* [REQUIRED ACTION] Using the records below, output the stretch that opens with the line containing "0.51 | 1.92 |" and closes with the line containing "0.86 | 2.27 |", exactly and including both lines, with nothing more.

=== Section Start ===

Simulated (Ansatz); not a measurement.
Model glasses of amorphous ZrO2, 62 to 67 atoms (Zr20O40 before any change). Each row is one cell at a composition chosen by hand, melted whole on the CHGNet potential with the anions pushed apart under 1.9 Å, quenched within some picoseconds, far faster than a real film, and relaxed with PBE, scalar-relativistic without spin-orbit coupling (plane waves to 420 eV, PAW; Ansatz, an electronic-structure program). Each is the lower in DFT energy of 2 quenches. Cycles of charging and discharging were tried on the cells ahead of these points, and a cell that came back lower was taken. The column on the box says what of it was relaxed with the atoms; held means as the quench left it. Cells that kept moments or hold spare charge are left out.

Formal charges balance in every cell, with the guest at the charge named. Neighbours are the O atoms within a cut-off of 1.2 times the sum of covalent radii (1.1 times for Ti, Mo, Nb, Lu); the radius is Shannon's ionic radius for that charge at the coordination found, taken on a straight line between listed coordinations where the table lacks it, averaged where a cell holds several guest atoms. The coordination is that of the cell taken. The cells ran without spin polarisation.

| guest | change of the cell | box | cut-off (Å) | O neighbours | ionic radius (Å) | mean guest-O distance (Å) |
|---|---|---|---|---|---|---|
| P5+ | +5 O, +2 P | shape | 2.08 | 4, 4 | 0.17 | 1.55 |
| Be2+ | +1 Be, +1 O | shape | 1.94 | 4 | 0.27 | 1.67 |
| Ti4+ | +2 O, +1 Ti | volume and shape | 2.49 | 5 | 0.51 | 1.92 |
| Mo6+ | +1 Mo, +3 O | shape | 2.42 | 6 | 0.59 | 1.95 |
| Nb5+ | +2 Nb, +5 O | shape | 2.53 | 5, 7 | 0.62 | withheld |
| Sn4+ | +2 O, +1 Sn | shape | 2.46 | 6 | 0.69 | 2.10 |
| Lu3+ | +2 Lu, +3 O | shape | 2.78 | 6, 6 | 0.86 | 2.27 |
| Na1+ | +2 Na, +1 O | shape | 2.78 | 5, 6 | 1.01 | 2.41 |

=== Section End ===

* [RESPONSE AREA]
| Ti4+ | +2 O, +1 Ti | volume and shape | 2.49 | 5 | 0.51 | 1.92 |
| Mo6+ | +1 Mo, +3 O | shape | 2.42 | 6 | 0.59 | 1.95 |
| Nb5+ | +2 Nb, +5 O | shape | 2.53 | 5, 7 | 0.62 | withheld |
| Sn4+ | +2 O, +1 Sn | shape | 2.46 | 6 | 0.69 | 2.10 |
| Lu3+ | +2 Lu, +3 O | shape | 2.78 | 6, 6 | 0.86 | 2.27 |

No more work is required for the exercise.